Data supplied:
────────────────────

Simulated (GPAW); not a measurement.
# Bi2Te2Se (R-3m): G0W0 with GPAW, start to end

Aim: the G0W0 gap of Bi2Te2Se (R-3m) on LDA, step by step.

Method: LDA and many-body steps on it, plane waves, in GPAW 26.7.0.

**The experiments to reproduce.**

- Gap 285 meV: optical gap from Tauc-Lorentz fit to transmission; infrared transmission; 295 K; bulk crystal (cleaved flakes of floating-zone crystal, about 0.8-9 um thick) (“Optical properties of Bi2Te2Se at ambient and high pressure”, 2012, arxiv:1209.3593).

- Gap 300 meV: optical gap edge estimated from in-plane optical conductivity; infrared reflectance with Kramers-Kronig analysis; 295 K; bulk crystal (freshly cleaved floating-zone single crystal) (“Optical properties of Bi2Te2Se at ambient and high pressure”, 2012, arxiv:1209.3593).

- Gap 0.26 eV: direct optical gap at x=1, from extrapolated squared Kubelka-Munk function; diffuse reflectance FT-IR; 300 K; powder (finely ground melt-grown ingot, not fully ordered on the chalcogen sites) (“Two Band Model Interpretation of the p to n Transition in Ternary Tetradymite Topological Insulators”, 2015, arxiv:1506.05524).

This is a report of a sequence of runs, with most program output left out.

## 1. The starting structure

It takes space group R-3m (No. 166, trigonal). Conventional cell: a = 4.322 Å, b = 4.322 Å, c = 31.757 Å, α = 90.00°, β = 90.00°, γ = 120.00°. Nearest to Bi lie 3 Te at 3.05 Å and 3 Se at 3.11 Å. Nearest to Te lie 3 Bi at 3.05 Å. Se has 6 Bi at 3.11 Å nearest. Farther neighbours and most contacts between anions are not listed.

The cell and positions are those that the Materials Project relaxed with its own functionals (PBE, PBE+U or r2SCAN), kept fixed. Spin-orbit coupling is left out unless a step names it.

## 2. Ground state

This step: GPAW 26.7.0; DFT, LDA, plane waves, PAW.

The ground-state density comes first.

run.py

────────────────────

Assigned task: Print, exactly as written, the first line of the records above and each line after it until the line with "experiments to reproduce.**", which is printed too.

Task response:
Simulated (GPAW); not a measurement.
# Bi2Te2Se (R-3m): G0W0 with GPAW, start to end

Aim: the G0W0 gap of Bi2Te2Se (R-3m) on LDA, step by step.

Method: LDA and many-body steps on it, plane waves, in GPAW 26.7.0.

**The experiments to reproduce.**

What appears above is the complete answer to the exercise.